■ ■ ■ ■ ■ ■ ■

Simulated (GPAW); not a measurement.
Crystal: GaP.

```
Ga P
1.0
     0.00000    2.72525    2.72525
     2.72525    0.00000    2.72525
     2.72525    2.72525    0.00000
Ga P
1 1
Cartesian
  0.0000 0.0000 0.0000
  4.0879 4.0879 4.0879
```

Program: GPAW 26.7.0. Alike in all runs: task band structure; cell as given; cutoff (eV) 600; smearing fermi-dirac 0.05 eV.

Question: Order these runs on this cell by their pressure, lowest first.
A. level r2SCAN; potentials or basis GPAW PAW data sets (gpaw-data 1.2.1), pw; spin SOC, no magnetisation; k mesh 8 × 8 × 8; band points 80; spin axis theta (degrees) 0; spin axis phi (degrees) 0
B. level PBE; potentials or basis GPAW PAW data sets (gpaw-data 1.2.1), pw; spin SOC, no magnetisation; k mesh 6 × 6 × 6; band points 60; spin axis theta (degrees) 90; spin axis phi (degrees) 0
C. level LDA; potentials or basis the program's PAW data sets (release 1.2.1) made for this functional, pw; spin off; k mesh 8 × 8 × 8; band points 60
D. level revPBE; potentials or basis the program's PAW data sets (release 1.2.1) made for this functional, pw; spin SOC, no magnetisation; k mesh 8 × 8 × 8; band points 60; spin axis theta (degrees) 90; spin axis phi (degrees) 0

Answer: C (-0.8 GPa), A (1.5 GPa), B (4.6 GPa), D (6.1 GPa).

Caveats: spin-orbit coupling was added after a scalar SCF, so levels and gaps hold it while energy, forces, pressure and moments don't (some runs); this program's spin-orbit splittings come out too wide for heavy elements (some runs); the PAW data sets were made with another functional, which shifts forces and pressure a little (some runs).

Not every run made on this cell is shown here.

■ ■ ■ ■ ■ ■ ■

Work task >> Repeat exactly the lines that run from the opening of the listing through the line holding "Question: Order these". Leave out everything else.

Written solution >>
Simulated (GPAW); not a measurement.
Crystal: GaP.

```
Ga P
1.0
     0.00000    2.72525    2.72525
     2.72525    0.00000    2.72525
     2.72525    2.72525    0.00000
Ga P
1 1
Cartesian
  0.0000 0.0000 0.0000
  4.0879 4.0879 4.0879
```

Program: GPAW 26.7.0. Alike in all runs: task band structure; cell as given; cutoff (eV) 600; smearing fermi-dirac 0.05 eV.

Question: Order these runs on this cell by their pressure, lowest first.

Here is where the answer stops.